(WORK ORDER) Extract from the entries below, exactly as given, only the lines from the line containing "Directions from one" to the line containing "at what angles?", both lines included.

(ENTRIES PROVIDED)
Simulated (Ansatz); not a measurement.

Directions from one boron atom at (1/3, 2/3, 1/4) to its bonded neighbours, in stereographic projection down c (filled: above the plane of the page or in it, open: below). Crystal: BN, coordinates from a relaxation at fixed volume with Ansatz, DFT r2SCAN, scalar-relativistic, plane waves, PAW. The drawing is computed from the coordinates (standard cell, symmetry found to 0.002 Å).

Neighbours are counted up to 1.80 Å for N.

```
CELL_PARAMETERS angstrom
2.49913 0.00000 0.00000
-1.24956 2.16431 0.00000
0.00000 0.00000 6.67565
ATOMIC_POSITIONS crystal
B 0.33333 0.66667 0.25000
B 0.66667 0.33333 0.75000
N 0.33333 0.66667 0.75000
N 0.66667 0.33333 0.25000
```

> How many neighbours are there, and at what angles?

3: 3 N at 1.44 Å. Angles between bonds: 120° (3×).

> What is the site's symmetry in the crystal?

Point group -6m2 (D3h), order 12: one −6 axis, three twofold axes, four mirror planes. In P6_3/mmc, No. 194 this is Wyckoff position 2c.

(EXERCISE ANSWER)
Directions from one boron atom at (1/3, 2/3, 1/4) to its bonded neighbours, in stereographic projection down c (filled: above the plane of the page or in it, open: below). Crystal: BN, coordinates from a relaxation at fixed volume with Ansatz, DFT r2SCAN, scalar-relativistic, plane waves, PAW. The drawing is computed from the coordinates (standard cell, symmetry found to 0.002 Å).

Neighbours are counted up to 1.80 Å for N.

```
CELL_PARAMETERS angstrom
2.49913 0.00000 0.00000
-1.24956 2.16431 0.00000
0.00000 0.00000 6.67565
ATOMIC_POSITIONS crystal
B 0.33333 0.66667 0.25000
B 0.66667 0.33333 0.75000
N 0.33333 0.66667 0.75000
N 0.66667 0.33333 0.25000
```

> How many neighbours are there, and at what angles?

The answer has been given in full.